= Beginning of Section =
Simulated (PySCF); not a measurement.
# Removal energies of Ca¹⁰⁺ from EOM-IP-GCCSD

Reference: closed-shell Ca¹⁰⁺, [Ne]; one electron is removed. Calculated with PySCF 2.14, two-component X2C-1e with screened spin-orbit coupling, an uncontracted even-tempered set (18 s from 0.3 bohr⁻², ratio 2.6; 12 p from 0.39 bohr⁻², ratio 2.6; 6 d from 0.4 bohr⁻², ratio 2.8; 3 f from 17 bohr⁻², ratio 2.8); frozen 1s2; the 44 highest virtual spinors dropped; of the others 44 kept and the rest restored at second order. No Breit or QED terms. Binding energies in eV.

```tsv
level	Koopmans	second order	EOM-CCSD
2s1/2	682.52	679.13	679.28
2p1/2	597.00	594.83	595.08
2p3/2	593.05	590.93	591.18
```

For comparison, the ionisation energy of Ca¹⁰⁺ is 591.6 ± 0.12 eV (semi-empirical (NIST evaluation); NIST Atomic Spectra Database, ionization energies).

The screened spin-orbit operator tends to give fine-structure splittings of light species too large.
= End of Section =

WORK ITEM:
Give back exactly what runs from the first line of the listing above to the line that contains "# Removal energies of Ca¹⁰⁺ from EOM-IP-GCCSD", keeping both end lines.

TASK SOLUTION:
Simulated (PySCF); not a measurement.
# Removal energies of Ca¹⁰⁺ from EOM-IP-GCCSD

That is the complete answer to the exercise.